### Assignment
Word for word, write out all of the entries that follow.

(Dataset excerpts)

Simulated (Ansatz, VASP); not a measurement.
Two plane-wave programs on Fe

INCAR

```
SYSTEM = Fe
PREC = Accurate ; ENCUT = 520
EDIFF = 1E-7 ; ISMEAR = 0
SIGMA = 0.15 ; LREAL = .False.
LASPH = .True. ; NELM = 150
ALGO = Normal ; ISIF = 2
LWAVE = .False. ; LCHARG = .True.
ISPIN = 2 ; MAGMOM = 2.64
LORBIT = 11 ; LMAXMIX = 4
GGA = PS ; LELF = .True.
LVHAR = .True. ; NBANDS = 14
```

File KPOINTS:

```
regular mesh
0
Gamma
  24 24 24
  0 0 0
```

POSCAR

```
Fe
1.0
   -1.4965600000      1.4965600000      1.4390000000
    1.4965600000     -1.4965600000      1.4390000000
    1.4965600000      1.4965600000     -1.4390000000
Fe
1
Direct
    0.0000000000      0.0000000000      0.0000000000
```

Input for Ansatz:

(End Dataset excerpts)

### Exercise output
Simulated (Ansatz, VASP); not a measurement.
Two plane-wave programs on Fe

INCAR

```
SYSTEM = Fe
PREC = Accurate ; ENCUT = 520
EDIFF = 1E-7 ; ISMEAR = 0
SIGMA = 0.15 ; LREAL = .False.
LASPH = .True. ; NELM = 150
ALGO = Normal ; ISIF = 2
LWAVE = .False. ; LCHARG = .True.
ISPIN = 2 ; MAGMOM = 2.64
LORBIT = 11 ; LMAXMIX = 4
GGA = PS ; LELF = .True.
LVHAR = .True. ; NBANDS = 14
```

File KPOINTS:

```
regular mesh
0
Gamma
  24 24 24
  0 0 0
```

POSCAR

```
Fe
1.0
   -1.4965600000      1.4965600000      1.4390000000
    1.4965600000     -1.4965600000      1.4390000000
    1.4965600000      1.4965600000     -1.4390000000
Fe
1
Direct
    0.0000000000      0.0000000000      0.0000000000
```

Input for Ansatz:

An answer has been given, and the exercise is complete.